ASSIGNED TASK =>
Please return the lines below verbatim, beginning at the one that has "A. The aldehyde" and stopping after the one that has "D. The amide", and add no other lines.

INFORMATION SUPPLIED =>
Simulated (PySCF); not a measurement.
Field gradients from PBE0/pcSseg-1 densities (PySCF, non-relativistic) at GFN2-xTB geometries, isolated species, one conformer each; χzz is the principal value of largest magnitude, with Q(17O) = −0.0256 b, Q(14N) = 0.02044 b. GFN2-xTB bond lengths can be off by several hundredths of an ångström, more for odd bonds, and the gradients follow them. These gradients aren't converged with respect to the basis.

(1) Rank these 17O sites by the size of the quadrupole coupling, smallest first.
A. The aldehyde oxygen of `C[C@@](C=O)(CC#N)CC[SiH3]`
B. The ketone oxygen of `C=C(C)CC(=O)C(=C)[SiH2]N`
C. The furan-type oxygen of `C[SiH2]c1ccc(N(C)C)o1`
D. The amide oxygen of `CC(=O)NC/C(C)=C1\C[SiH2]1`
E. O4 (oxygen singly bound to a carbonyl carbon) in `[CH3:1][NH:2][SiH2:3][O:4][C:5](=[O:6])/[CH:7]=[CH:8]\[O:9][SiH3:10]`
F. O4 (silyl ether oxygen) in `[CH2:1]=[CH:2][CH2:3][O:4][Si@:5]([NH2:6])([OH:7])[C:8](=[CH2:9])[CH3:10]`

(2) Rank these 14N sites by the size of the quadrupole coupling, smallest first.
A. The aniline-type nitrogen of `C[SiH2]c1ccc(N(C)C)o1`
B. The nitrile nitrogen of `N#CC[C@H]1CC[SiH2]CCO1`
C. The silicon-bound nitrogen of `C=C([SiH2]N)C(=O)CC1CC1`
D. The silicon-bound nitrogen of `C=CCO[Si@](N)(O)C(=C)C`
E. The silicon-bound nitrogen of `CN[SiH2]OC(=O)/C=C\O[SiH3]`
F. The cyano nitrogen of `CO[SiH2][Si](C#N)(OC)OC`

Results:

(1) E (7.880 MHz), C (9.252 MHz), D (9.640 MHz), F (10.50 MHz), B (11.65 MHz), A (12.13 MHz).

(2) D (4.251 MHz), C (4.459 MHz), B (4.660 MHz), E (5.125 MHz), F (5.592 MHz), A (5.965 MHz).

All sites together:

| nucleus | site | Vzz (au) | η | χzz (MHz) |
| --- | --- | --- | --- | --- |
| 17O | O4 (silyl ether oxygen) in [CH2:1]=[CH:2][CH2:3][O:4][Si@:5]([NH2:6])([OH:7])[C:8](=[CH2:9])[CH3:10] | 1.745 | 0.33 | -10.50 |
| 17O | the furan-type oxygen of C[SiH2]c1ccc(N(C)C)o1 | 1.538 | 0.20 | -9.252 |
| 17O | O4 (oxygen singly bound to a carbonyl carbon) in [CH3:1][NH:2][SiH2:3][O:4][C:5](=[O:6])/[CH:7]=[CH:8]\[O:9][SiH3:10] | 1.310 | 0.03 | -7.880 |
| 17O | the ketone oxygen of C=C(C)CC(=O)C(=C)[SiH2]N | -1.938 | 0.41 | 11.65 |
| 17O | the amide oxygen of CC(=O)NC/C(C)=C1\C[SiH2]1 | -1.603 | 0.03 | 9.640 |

RESPONSE =>
A. The aldehyde oxygen of `C[C@@](C=O)(CC#N)CC[SiH3]`
B. The ketone oxygen of `C=C(C)CC(=O)C(=C)[SiH2]N`
C. The furan-type oxygen of `C[SiH2]c1ccc(N(C)C)o1`
D. The amide oxygen of `CC(=O)NC/C(C)=C1\C[SiH2]1`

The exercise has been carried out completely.